### Requirement
Here the job is to return only the lines of the material, exactly, from the first one to the line with "Hardware: 1 thread".

### Supplied entries

+--

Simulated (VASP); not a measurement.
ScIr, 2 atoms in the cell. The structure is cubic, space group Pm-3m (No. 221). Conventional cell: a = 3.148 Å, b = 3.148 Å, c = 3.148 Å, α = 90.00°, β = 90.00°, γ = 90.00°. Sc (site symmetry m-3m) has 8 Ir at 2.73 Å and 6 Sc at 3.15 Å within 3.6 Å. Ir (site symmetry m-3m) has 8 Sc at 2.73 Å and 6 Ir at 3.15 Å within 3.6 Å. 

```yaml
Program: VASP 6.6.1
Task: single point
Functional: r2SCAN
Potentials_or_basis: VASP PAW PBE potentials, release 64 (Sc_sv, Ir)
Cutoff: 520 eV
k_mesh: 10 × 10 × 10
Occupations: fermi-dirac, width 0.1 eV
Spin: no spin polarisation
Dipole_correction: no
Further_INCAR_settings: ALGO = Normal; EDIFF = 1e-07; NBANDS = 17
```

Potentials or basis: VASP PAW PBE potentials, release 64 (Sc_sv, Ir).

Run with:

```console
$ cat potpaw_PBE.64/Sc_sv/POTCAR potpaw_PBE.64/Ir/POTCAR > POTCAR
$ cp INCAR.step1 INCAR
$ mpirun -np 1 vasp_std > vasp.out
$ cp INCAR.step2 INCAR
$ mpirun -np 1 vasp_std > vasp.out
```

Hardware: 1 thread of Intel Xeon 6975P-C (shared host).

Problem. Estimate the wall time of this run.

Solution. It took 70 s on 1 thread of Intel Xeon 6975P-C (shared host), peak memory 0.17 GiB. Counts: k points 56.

+--

### Solution
Simulated (VASP); not a measurement.
ScIr, 2 atoms in the cell. The structure is cubic, space group Pm-3m (No. 221). Conventional cell: a = 3.148 Å, b = 3.148 Å, c = 3.148 Å, α = 90.00°, β = 90.00°, γ = 90.00°. Sc (site symmetry m-3m) has 8 Ir at 2.73 Å and 6 Sc at 3.15 Å within 3.6 Å. Ir (site symmetry m-3m) has 8 Sc at 2.73 Å and 6 Ir at 3.15 Å within 3.6 Å. 

```yaml
Program: VASP 6.6.1
Task: single point
Functional: r2SCAN
Potentials_or_basis: VASP PAW PBE potentials, release 64 (Sc_sv, Ir)
Cutoff: 520 eV
k_mesh: 10 × 10 × 10
Occupations: fermi-dirac, width 0.1 eV
Spin: no spin polarisation
Dipole_correction: no
Further_INCAR_settings: ALGO = Normal; EDIFF = 1e-07; NBANDS = 17
```

Potentials or basis: VASP PAW PBE potentials, release 64 (Sc_sv, Ir).

Run with:

```console
$ cat potpaw_PBE.64/Sc_sv/POTCAR potpaw_PBE.64/Ir/POTCAR > POTCAR
$ cp INCAR.step1 INCAR
$ mpirun -np 1 vasp_std > vasp.out
$ cp INCAR.step2 INCAR
$ mpirun -np 1 vasp_std > vasp.out
```

Hardware: 1 thread of Intel Xeon 6975P-C (shared host).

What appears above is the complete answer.